→ Work instruction:
From the first line of the data through the line containing "Question: Estimate the wall time of this run.", return each line exactly.

→ Dataset extract:
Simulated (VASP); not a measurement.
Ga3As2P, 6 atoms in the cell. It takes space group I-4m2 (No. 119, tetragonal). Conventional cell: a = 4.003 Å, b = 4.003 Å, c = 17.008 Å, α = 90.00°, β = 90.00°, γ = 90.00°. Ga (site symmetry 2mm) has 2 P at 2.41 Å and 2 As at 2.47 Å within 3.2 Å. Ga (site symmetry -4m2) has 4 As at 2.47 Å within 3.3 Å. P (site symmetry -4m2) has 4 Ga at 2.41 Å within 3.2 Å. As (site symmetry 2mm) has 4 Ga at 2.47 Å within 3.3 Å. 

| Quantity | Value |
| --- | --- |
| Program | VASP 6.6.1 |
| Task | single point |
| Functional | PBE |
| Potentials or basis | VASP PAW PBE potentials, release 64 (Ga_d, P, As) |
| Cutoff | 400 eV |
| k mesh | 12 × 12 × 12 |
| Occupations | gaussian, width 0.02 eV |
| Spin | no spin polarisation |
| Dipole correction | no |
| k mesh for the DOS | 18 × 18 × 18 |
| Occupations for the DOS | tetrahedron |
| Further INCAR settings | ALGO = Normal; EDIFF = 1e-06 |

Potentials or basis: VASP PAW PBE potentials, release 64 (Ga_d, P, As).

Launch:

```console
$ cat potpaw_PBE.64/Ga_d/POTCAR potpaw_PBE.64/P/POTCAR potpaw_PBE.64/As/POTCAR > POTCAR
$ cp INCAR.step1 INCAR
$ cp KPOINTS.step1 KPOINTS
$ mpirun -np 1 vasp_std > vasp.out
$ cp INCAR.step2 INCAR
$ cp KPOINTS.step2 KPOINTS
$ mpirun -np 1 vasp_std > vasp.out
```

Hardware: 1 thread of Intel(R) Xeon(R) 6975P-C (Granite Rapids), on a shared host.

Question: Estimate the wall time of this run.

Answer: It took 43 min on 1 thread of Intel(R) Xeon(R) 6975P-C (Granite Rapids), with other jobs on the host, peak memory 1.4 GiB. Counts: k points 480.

→ Exercise answer:
Simulated (VASP); not a measurement.
Ga3As2P, 6 atoms in the cell. It takes space group I-4m2 (No. 119, tetragonal). Conventional cell: a = 4.003 Å, b = 4.003 Å, c = 17.008 Å, α = 90.00°, β = 90.00°, γ = 90.00°. Ga (site symmetry 2mm) has 2 P at 2.41 Å and 2 As at 2.47 Å within 3.2 Å. Ga (site symmetry -4m2) has 4 As at 2.47 Å within 3.3 Å. P (site symmetry -4m2) has 4 Ga at 2.41 Å within 3.2 Å. As (site symmetry 2mm) has 4 Ga at 2.47 Å within 3.3 Å. 

| Quantity | Value |
| --- | --- |
| Program | VASP 6.6.1 |
| Task | single point |
| Functional | PBE |
| Potentials or basis | VASP PAW PBE potentials, release 64 (Ga_d, P, As) |
| Cutoff | 400 eV |
| k mesh | 12 × 12 × 12 |
| Occupations | gaussian, width 0.02 eV |
| Spin | no spin polarisation |
| Dipole correction | no |
| k mesh for the DOS | 18 × 18 × 18 |
| Occupations for the DOS | tetrahedron |
| Further INCAR settings | ALGO = Normal; EDIFF = 1e-06 |

Potentials or basis: VASP PAW PBE potentials, release 64 (Ga_d, P, As).

Launch:

```console
$ cat potpaw_PBE.64/Ga_d/POTCAR potpaw_PBE.64/P/POTCAR potpaw_PBE.64/As/POTCAR > POTCAR
$ cp INCAR.step1 INCAR
$ cp KPOINTS.step1 KPOINTS
$ mpirun -np 1 vasp_std > vasp.out
$ cp INCAR.step2 INCAR
$ cp KPOINTS.step2 KPOINTS
$ mpirun -np 1 vasp_std > vasp.out
```

Hardware: 1 thread of Intel(R) Xeon(R) 6975P-C (Granite Rapids), on a shared host.

Question: Estimate the wall time of this run.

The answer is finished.